**REQUIREMENT**
Return only the lines of the listing below that run from the line with "B3N2. (a) valence" through the line with "Metal or insulator at this level of theory?", both ends included, exactly as written.

**DATA TO EXAMINE**
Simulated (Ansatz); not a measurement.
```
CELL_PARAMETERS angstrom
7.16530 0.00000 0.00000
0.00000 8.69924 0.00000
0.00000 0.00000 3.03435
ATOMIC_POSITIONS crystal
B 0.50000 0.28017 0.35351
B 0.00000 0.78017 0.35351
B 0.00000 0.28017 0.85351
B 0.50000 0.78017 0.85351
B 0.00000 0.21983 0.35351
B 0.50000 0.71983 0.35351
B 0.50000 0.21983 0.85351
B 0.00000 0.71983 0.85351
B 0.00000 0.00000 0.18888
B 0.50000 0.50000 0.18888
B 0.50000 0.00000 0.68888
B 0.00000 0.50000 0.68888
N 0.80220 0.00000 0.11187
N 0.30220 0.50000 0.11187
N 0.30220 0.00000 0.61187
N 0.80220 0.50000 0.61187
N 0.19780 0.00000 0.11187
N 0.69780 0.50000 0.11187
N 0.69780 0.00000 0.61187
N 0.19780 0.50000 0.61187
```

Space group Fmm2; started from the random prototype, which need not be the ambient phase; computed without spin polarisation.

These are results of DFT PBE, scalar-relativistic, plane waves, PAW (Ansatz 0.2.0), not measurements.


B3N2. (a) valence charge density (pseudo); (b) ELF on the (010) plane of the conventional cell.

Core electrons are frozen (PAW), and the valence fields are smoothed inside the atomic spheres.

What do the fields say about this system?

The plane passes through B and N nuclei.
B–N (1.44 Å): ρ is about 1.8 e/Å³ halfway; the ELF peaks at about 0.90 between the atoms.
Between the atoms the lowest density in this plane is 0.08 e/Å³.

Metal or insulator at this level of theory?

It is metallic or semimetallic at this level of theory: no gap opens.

**ANSWER AREA**
B3N2. (a) valence charge density (pseudo); (b) ELF on the (010) plane of the conventional cell.

Core electrons are frozen (PAW), and the valence fields are smoothed inside the atomic spheres.

What do the fields say about this system?

The plane passes through B and N nuclei.
B–N (1.44 Å): ρ is about 1.8 e/Å³ halfway; the ELF peaks at about 0.90 between the atoms.
Between the atoms the lowest density in this plane is 0.08 e/Å³.

Metal or insulator at this level of theory?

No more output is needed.